[Start of Attachment]

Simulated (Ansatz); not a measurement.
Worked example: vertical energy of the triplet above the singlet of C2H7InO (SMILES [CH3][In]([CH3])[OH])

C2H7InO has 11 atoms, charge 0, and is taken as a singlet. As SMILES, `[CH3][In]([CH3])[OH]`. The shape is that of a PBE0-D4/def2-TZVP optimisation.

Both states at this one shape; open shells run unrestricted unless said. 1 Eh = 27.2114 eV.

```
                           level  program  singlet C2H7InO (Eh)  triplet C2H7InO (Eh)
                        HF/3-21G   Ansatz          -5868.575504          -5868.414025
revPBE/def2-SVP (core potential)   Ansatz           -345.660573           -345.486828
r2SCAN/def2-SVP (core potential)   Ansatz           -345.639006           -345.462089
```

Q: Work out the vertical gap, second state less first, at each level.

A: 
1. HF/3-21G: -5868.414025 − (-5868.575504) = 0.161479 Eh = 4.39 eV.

[End of Attachment]

*ASSIGNMENT*:
Would you copy out each record precisely as it stands?

*SOLUTION*:
Simulated (Ansatz); not a measurement.
Worked example: vertical energy of the triplet above the singlet of C2H7InO (SMILES [CH3][In]([CH3])[OH])

C2H7InO has 11 atoms, charge 0, and is taken as a singlet. As SMILES, `[CH3][In]([CH3])[OH]`. The shape is that of a PBE0-D4/def2-TZVP optimisation.

Both states at this one shape; open shells run unrestricted unless said. 1 Eh = 27.2114 eV.

```
                           level  program  singlet C2H7InO (Eh)  triplet C2H7InO (Eh)
                        HF/3-21G   Ansatz          -5868.575504          -5868.414025
revPBE/def2-SVP (core potential)   Ansatz           -345.660573           -345.486828
r2SCAN/def2-SVP (core potential)   Ansatz           -345.639006           -345.462089
```

Q: Work out the vertical gap, second state less first, at each level.

A: 
1. HF/3-21G: -5868.414025 − (-5868.575504) = 0.161479 Eh = 4.39 eV.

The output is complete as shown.